(MATERIAL PROVIDED):
+ + + +

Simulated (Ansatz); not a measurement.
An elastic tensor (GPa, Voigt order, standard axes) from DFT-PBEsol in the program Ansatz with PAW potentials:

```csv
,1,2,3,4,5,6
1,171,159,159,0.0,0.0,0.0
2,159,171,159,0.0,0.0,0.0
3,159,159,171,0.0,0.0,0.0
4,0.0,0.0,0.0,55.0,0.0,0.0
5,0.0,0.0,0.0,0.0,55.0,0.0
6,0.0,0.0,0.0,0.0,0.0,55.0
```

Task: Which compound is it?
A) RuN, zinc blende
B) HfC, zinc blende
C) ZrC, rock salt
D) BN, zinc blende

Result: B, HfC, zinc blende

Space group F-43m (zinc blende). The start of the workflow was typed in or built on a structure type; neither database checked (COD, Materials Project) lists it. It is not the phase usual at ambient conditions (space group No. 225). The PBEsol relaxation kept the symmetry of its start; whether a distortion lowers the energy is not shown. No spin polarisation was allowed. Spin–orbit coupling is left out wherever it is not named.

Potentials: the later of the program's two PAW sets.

+ + + +

(WORK ITEM): All lines from the first line of the listing above through the line containing "Space group F-43m" are to be retyped exactly. Leave out any other line.

(PROBLEM SOLUTION):
Simulated (Ansatz); not a measurement.
An elastic tensor (GPa, Voigt order, standard axes) from DFT-PBEsol in the program Ansatz with PAW potentials:

```csv
,1,2,3,4,5,6
1,171,159,159,0.0,0.0,0.0
2,159,171,159,0.0,0.0,0.0
3,159,159,171,0.0,0.0,0.0
4,0.0,0.0,0.0,55.0,0.0,0.0
5,0.0,0.0,0.0,0.0,55.0,0.0
6,0.0,0.0,0.0,0.0,0.0,55.0
```

Task: Which compound is it?
A) RuN, zinc blende
B) HfC, zinc blende
C) ZrC, rock salt
D) BN, zinc blende

Result: B, HfC, zinc blende

Space group F-43m (zinc blende). The start of the workflow was typed in or built on a structure type; neither database checked (COD, Materials Project) lists it. It is not the phase usual at ambient conditions (space group No. 225). The PBEsol relaxation kept the symmetry of its start; whether a distortion lowers the energy is not shown. No spin polarisation was allowed. Spin–orbit coupling is left out wherever it is not named.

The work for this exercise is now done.